=-=-=
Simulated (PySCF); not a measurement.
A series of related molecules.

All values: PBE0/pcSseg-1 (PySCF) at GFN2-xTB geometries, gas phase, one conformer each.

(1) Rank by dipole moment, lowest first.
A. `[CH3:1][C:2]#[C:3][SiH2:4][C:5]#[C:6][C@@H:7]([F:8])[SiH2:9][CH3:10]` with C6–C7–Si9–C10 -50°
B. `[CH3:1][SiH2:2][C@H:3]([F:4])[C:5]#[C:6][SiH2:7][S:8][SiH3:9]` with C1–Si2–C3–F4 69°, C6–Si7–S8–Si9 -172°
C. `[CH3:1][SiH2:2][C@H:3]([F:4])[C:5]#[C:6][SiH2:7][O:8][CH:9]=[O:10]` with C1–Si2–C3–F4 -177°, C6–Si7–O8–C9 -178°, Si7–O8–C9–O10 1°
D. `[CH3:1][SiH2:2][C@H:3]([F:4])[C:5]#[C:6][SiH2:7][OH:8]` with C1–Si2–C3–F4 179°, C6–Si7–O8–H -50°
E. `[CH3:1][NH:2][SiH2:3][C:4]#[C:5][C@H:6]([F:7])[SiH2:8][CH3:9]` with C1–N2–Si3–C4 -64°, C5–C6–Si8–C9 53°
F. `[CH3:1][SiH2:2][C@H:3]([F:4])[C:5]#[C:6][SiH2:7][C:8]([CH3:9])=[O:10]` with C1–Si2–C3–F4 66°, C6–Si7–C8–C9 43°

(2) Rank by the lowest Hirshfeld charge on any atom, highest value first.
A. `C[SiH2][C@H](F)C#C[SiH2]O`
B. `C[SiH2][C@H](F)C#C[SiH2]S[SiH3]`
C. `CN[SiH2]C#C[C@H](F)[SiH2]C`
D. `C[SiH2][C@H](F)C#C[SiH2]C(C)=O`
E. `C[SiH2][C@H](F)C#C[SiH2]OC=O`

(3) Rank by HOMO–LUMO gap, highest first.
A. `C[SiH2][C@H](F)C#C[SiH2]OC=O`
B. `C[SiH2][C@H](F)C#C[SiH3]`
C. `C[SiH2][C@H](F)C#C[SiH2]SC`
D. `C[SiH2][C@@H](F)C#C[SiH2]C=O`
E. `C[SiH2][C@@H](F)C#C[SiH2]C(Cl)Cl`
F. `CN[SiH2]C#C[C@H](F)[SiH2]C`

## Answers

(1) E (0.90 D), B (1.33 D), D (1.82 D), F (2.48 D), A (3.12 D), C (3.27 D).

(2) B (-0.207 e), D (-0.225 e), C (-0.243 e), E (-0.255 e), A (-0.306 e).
=-=-=

## WORK INSTRUCTION
Lines from the start of the material above through the line containing "179°, C6–Si7–O8–H -50°" are to be duplicated exactly, and only those.

## RESULT
Simulated (PySCF); not a measurement.
A series of related molecules.

All values: PBE0/pcSseg-1 (PySCF) at GFN2-xTB geometries, gas phase, one conformer each.

(1) Rank by dipole moment, lowest first.
A. `[CH3:1][C:2]#[C:3][SiH2:4][C:5]#[C:6][C@@H:7]([F:8])[SiH2:9][CH3:10]` with C6–C7–Si9–C10 -50°
B. `[CH3:1][SiH2:2][C@H:3]([F:4])[C:5]#[C:6][SiH2:7][S:8][SiH3:9]` with C1–Si2–C3–F4 69°, C6–Si7–S8–Si9 -172°
C. `[CH3:1][SiH2:2][C@H:3]([F:4])[C:5]#[C:6][SiH2:7][O:8][CH:9]=[O:10]` with C1–Si2–C3–F4 -177°, C6–Si7–O8–C9 -178°, Si7–O8–C9–O10 1°
D. `[CH3:1][SiH2:2][C@H:3]([F:4])[C:5]#[C:6][SiH2:7][OH:8]` with C1–Si2–C3–F4 179°, C6–Si7–O8–H -50°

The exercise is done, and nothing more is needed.